■ **EXTRACTED ENTRIES**
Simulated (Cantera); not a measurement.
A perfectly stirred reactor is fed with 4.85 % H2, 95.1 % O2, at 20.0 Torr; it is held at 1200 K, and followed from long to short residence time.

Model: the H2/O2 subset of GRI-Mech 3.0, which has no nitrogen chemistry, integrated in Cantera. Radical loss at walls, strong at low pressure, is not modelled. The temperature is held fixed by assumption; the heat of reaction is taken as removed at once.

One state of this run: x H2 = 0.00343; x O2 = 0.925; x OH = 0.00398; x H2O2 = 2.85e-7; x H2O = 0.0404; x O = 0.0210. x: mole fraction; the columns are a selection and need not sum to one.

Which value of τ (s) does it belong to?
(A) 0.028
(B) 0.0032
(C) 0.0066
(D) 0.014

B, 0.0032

■ **REQUIRED ACTION**
From the material above, copy exactly the lines between the line holding "Model: the H2/O2" and the line holding "Which value of τ (s) does it belong to?", inclusive, and only those.

■ **RESPONSE BOX**
Model: the H2/O2 subset of GRI-Mech 3.0, which has no nitrogen chemistry, integrated in Cantera. Radical loss at walls, strong at low pressure, is not modelled. The temperature is held fixed by assumption; the heat of reaction is taken as removed at once.

One state of this run: x H2 = 0.00343; x O2 = 0.925; x OH = 0.00398; x H2O2 = 2.85e-7; x H2O = 0.0404; x O = 0.0210. x: mole fraction; the columns are a selection and need not sum to one.

Which value of τ (s) does it belong to?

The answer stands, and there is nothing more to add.